# # # # #

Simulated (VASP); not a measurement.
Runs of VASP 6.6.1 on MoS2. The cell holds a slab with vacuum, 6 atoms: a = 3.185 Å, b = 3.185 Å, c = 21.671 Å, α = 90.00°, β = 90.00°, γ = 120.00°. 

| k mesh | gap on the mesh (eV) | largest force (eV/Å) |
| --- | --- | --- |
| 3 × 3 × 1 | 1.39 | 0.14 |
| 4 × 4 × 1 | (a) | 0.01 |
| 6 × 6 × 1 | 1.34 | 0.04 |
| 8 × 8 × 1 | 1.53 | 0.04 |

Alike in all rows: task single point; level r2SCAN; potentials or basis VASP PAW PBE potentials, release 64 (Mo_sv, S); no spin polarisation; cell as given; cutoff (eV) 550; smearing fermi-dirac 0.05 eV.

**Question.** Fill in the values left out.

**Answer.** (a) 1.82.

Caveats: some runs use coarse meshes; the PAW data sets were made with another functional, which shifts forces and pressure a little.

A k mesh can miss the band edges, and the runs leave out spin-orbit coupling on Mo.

# # # # #

__Action item__
Among the entries above, find the line with "force (eV/Å) |" and the line with "1.53 | 0.04 |"; give again exactly these two lines and all lines between them.

__Response__
| k mesh | gap on the mesh (eV) | largest force (eV/Å) |
| --- | --- | --- |
| 3 × 3 × 1 | 1.39 | 0.14 |
| 4 × 4 × 1 | (a) | 0.01 |
| 6 × 6 × 1 | 1.34 | 0.04 |
| 8 × 8 × 1 | 1.53 | 0.04 |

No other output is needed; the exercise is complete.